**Supplied material:**
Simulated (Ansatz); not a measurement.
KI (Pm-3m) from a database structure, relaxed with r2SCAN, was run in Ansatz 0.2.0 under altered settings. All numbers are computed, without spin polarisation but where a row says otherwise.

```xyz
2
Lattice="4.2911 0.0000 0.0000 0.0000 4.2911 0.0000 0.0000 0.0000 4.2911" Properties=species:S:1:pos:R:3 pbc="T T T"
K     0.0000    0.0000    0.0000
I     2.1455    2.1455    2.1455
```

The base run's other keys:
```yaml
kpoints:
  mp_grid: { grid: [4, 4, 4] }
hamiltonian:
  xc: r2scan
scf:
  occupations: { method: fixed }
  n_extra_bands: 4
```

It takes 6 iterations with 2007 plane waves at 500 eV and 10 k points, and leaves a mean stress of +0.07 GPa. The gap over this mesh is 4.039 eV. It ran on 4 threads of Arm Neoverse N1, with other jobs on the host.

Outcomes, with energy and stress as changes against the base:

**Brief:**
All of the material must be given again exactly.

**Task solution:**
Simulated (Ansatz); not a measurement.
KI (Pm-3m) from a database structure, relaxed with r2SCAN, was run in Ansatz 0.2.0 under altered settings. All numbers are computed, without spin polarisation but where a row says otherwise.

```xyz
2
Lattice="4.2911 0.0000 0.0000 0.0000 4.2911 0.0000 0.0000 0.0000 4.2911" Properties=species:S:1:pos:R:3 pbc="T T T"
K     0.0000    0.0000    0.0000
I     2.1455    2.1455    2.1455
```

The base run's other keys:
```yaml
kpoints:
  mp_grid: { grid: [4, 4, 4] }
hamiltonian:
  xc: r2scan
scf:
  occupations: { method: fixed }
  n_extra_bands: 4
```

It takes 6 iterations with 2007 plane waves at 500 eV and 10 k points, and leaves a mean stress of +0.07 GPa. The gap over this mesh is 4.039 eV. It ran on 4 threads of Arm Neoverse N1, with other jobs on the host.

Outcomes, with energy and stress as changes against the base:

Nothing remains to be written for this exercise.